###
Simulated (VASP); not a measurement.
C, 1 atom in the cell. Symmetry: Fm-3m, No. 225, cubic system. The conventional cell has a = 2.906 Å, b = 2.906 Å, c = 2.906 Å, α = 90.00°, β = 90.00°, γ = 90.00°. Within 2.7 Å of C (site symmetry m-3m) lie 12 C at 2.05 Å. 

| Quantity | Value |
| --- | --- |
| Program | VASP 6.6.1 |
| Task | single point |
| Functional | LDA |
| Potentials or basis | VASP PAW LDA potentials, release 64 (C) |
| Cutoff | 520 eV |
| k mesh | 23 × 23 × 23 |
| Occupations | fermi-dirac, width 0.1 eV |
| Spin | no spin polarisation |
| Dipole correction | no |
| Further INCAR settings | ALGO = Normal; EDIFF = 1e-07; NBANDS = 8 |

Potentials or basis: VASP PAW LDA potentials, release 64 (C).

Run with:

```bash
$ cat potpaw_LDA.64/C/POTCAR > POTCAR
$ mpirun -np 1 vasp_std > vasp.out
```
###

Reproduce only this range: the first line of the data above through the line with "VASP 6.6.1 |", both included, exactly as written.

Simulated (VASP); not a measurement.
C, 1 atom in the cell. Symmetry: Fm-3m, No. 225, cubic system. The conventional cell has a = 2.906 Å, b = 2.906 Å, c = 2.906 Å, α = 90.00°, β = 90.00°, γ = 90.00°. Within 2.7 Å of C (site symmetry m-3m) lie 12 C at 2.05 Å. 

| Quantity | Value |
| --- | --- |
| Program | VASP 6.6.1 |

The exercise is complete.